SUPPLIED DATA —
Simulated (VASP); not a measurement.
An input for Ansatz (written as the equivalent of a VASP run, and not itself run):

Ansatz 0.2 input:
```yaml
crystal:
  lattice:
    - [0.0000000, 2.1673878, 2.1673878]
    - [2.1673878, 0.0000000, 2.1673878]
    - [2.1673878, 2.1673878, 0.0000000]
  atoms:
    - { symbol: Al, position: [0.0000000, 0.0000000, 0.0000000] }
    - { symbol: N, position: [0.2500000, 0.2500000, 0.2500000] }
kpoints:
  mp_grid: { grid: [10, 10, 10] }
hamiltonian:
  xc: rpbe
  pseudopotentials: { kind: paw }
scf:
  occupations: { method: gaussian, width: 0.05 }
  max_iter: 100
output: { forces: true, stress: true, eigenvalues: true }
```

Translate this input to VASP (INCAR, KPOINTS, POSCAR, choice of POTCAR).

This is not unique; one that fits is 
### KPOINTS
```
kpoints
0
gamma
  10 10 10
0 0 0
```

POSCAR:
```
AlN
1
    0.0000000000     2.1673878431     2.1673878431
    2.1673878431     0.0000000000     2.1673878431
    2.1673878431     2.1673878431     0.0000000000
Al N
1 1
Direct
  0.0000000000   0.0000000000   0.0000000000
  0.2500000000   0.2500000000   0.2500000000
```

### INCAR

WORK TASK — Nothing may be left out. Copy each line of the listing exactly.

PROBLEM SOLUTION —
Simulated (VASP); not a measurement.
An input for Ansatz (written as the equivalent of a VASP run, and not itself run):

Ansatz 0.2 input:
```yaml
crystal:
  lattice:
    - [0.0000000, 2.1673878, 2.1673878]
    - [2.1673878, 0.0000000, 2.1673878]
    - [2.1673878, 2.1673878, 0.0000000]
  atoms:
    - { symbol: Al, position: [0.0000000, 0.0000000, 0.0000000] }
    - { symbol: N, position: [0.2500000, 0.2500000, 0.2500000] }
kpoints:
  mp_grid: { grid: [10, 10, 10] }
hamiltonian:
  xc: rpbe
  pseudopotentials: { kind: paw }
scf:
  occupations: { method: gaussian, width: 0.05 }
  max_iter: 100
output: { forces: true, stress: true, eigenvalues: true }
```

Translate this input to VASP (INCAR, KPOINTS, POSCAR, choice of POTCAR).

This is not unique; one that fits is 
### KPOINTS
```
kpoints
0
gamma
  10 10 10
0 0 0
```

POSCAR:
```
AlN
1
    0.0000000000     2.1673878431     2.1673878431
    2.1673878431     0.0000000000     2.1673878431
    2.1673878431     2.1673878431     0.0000000000
Al N
1 1
Direct
  0.0000000000   0.0000000000   0.0000000000
  0.2500000000   0.2500000000   0.2500000000
```

### INCAR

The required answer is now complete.